#### EXTRACTED MATERIAL:
-=-=-=-=-

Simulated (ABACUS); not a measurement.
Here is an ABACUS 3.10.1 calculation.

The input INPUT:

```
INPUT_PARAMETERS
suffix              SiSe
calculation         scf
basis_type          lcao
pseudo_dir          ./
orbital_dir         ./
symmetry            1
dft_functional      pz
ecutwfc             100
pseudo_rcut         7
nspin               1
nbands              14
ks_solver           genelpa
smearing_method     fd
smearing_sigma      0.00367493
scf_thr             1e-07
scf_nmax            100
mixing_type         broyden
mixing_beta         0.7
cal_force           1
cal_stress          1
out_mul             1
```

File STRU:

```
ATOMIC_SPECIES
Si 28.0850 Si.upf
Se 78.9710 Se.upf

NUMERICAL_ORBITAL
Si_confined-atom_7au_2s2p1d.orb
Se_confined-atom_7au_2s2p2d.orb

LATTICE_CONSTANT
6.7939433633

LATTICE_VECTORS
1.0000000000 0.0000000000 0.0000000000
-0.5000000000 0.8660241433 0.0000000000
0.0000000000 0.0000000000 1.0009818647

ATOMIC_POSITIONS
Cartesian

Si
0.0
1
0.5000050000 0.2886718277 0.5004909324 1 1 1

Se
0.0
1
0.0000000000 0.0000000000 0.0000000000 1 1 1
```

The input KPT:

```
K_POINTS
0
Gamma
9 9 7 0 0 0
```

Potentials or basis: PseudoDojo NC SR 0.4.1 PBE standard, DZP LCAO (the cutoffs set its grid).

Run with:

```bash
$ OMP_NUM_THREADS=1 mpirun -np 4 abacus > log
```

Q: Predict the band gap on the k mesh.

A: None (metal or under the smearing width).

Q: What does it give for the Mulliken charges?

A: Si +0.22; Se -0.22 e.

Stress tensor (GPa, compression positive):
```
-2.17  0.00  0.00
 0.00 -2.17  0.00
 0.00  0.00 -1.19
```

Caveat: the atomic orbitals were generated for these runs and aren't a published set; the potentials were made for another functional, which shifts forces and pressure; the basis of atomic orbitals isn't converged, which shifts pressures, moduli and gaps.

-=-=-=-=-

#### REQUIREMENT:
Please print the material above exactly as it appears, from its first line through the line containing "Q: Predict the band gap on the k mesh.", inclusive, and stop there.

#### YOUR RESPONSE:
Simulated (ABACUS); not a measurement.
Here is an ABACUS 3.10.1 calculation.

The input INPUT:

```
INPUT_PARAMETERS
suffix              SiSe
calculation         scf
basis_type          lcao
pseudo_dir          ./
orbital_dir         ./
symmetry            1
dft_functional      pz
ecutwfc             100
pseudo_rcut         7
nspin               1
nbands              14
ks_solver           genelpa
smearing_method     fd
smearing_sigma      0.00367493
scf_thr             1e-07
scf_nmax            100
mixing_type         broyden
mixing_beta         0.7
cal_force           1
cal_stress          1
out_mul             1
```

File STRU:

```
ATOMIC_SPECIES
Si 28.0850 Si.upf
Se 78.9710 Se.upf

NUMERICAL_ORBITAL
Si_confined-atom_7au_2s2p1d.orb
Se_confined-atom_7au_2s2p2d.orb

LATTICE_CONSTANT
6.7939433633

LATTICE_VECTORS
1.0000000000 0.0000000000 0.0000000000
-0.5000000000 0.8660241433 0.0000000000
0.0000000000 0.0000000000 1.0009818647

ATOMIC_POSITIONS
Cartesian

Si
0.0
1
0.5000050000 0.2886718277 0.5004909324 1 1 1

Se
0.0
1
0.0000000000 0.0000000000 0.0000000000 1 1 1
```

The input KPT:

```
K_POINTS
0
Gamma
9 9 7 0 0 0
```

Potentials or basis: PseudoDojo NC SR 0.4.1 PBE standard, DZP LCAO (the cutoffs set its grid).

Run with:

```bash
$ OMP_NUM_THREADS=1 mpirun -np 4 abacus > log
```

Q: Predict the band gap on the k mesh.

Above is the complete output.